** Opening INFORMATION SUPPLIED block **

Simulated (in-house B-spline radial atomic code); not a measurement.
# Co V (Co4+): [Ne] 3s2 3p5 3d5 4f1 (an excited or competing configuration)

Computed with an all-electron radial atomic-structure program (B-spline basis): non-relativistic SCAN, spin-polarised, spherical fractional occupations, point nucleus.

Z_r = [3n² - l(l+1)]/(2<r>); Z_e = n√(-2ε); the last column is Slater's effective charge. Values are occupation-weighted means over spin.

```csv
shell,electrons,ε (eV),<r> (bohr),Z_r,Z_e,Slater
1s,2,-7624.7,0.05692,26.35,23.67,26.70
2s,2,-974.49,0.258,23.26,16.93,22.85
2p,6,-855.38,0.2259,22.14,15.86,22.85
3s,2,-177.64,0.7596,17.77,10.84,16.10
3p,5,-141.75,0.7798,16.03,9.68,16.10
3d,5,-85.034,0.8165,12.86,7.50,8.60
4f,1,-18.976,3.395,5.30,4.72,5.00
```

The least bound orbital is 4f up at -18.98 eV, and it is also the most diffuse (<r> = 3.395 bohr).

** Closing INFORMATION SUPPLIED block **

■ **WORK INSTRUCTION**
Reproduce exactly the lines from the beginning of the entries above up to and including the line that contains "Computed with an".

■ **SOLUTION**
Simulated (in-house B-spline radial atomic code); not a measurement.
# Co V (Co4+): [Ne] 3s2 3p5 3d5 4f1 (an excited or competing configuration)

Computed with an all-electron radial atomic-structure program (B-spline basis): non-relativistic SCAN, spin-polarised, spherical fractional occupations, point nucleus.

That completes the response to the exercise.